Task item:
Repeat all the data word for word.

Given information below:
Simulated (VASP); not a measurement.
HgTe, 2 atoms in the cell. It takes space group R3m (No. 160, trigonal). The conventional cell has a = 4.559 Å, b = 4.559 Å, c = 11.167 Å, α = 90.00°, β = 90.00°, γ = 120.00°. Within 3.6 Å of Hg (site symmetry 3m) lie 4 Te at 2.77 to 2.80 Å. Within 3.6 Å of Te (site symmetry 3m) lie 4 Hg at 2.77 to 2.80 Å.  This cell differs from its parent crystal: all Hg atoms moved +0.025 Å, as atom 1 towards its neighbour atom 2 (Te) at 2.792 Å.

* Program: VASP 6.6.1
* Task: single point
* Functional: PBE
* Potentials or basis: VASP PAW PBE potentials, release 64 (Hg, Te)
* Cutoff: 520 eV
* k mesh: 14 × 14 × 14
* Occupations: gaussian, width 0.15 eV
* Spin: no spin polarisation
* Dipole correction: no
End of Given information.

Task answer:
Simulated (VASP); not a measurement.
HgTe, 2 atoms in the cell. It takes space group R3m (No. 160, trigonal). The conventional cell has a = 4.559 Å, b = 4.559 Å, c = 11.167 Å, α = 90.00°, β = 90.00°, γ = 120.00°. Within 3.6 Å of Hg (site symmetry 3m) lie 4 Te at 2.77 to 2.80 Å. Within 3.6 Å of Te (site symmetry 3m) lie 4 Hg at 2.77 to 2.80 Å.  This cell differs from its parent crystal: all Hg atoms moved +0.025 Å, as atom 1 towards its neighbour atom 2 (Te) at 2.792 Å.

* Program: VASP 6.6.1
* Task: single point
* Functional: PBE
* Potentials or basis: VASP PAW PBE potentials, release 64 (Hg, Te)
* Cutoff: 520 eV
* k mesh: 14 × 14 × 14
* Occupations: gaussian, width 0.15 eV
* Spin: no spin polarisation
* Dipole correction: no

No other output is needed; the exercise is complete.